### Activity
Using the records that appear below, write out exactly the lines from the one with "Bond lengths: O1–Si2" through the one with "### 2 A single-point", keeping both end lines.

####################
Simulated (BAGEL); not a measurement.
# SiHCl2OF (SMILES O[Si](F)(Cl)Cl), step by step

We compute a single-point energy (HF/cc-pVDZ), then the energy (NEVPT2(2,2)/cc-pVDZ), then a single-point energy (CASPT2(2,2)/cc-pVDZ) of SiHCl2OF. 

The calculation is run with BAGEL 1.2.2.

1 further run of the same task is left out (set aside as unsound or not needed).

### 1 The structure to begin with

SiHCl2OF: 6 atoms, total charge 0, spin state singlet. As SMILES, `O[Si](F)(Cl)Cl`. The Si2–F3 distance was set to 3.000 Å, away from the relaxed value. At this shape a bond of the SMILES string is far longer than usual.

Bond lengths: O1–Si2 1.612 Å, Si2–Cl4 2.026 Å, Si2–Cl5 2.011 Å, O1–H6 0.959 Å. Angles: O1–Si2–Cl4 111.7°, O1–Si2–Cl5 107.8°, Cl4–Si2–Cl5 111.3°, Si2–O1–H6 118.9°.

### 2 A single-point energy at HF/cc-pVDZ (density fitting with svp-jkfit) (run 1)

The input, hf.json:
####################

### Exercise result
Bond lengths: O1–Si2 1.612 Å, Si2–Cl4 2.026 Å, Si2–Cl5 2.011 Å, O1–H6 0.959 Å. Angles: O1–Si2–Cl4 111.7°, O1–Si2–Cl5 107.8°, Cl4–Si2–Cl5 111.3°, Si2–O1–H6 118.9°.

### 2 A single-point energy at HF/cc-pVDZ (density fitting with svp-jkfit) (run 1)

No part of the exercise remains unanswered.